Task item> What follows is a listing to be transcribed exactly.

Recorded data>
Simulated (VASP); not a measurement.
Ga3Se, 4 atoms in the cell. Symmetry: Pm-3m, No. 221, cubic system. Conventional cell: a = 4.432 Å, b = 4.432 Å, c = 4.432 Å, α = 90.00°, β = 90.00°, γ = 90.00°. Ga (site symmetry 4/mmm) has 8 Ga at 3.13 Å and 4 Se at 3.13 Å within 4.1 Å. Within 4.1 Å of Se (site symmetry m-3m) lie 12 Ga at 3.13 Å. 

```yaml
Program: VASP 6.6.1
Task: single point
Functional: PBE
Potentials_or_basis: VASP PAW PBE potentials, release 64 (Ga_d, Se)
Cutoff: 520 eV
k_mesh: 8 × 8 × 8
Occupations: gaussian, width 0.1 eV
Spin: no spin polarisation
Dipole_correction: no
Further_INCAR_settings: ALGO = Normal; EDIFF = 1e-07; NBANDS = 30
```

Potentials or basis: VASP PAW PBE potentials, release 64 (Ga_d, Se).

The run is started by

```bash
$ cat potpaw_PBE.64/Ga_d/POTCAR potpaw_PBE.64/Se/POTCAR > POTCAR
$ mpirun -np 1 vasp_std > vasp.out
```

Exercise output>
Simulated (VASP); not a measurement.
Ga3Se, 4 atoms in the cell. Symmetry: Pm-3m, No. 221, cubic system. Conventional cell: a = 4.432 Å, b = 4.432 Å, c = 4.432 Å, α = 90.00°, β = 90.00°, γ = 90.00°. Ga (site symmetry 4/mmm) has 8 Ga at 3.13 Å and 4 Se at 3.13 Å within 4.1 Å. Within 4.1 Å of Se (site symmetry m-3m) lie 12 Ga at 3.13 Å. 

```yaml
Program: VASP 6.6.1
Task: single point
Functional: PBE
Potentials_or_basis: VASP PAW PBE potentials, release 64 (Ga_d, Se)
Cutoff: 520 eV
k_mesh: 8 × 8 × 8
Occupations: gaussian, width 0.1 eV
Spin: no spin polarisation
Dipole_correction: no
Further_INCAR_settings: ALGO = Normal; EDIFF = 1e-07; NBANDS = 30
```

Potentials or basis: VASP PAW PBE potentials, release 64 (Ga_d, Se).

The run is started by

```bash
$ cat potpaw_PBE.64/Ga_d/POTCAR potpaw_PBE.64/Se/POTCAR > POTCAR
$ mpirun -np 1 vasp_std > vasp.out
```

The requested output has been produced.